Requirement: Reproduce all records below exactly.

***

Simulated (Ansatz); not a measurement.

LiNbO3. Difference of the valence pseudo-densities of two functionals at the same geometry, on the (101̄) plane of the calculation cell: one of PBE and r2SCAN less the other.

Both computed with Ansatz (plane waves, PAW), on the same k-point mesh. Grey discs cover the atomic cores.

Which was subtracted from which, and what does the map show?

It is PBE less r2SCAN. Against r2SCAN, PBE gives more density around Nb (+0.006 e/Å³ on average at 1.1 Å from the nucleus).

***

Answer space:
Simulated (Ansatz); not a measurement.

LiNbO3. Difference of the valence pseudo-densities of two functionals at the same geometry, on the (101̄) plane of the calculation cell: one of PBE and r2SCAN less the other.

Both computed with Ansatz (plane waves, PAW), on the same k-point mesh. Grey discs cover the atomic cores.

Which was subtracted from which, and what does the map show?

It is PBE less r2SCAN. Against r2SCAN, PBE gives more density around Nb (+0.006 e/Å³ on average at 1.1 Å from the nucleus).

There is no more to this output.